## [EXERCISE]
Print the listing below exactly as written.

═══ INFORMATION ═══
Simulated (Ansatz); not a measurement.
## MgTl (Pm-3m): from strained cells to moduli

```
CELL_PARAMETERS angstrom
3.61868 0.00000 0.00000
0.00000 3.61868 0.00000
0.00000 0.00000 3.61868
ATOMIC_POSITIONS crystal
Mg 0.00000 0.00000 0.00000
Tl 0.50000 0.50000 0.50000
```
═══

## [EXERCISE OUTPUT]
Simulated (Ansatz); not a measurement.
## MgTl (Pm-3m): from strained cells to moduli

```
CELL_PARAMETERS angstrom
3.61868 0.00000 0.00000
0.00000 3.61868 0.00000
0.00000 0.00000 3.61868
ATOMIC_POSITIONS crystal
Mg 0.00000 0.00000 0.00000
Tl 0.50000 0.50000 0.50000
```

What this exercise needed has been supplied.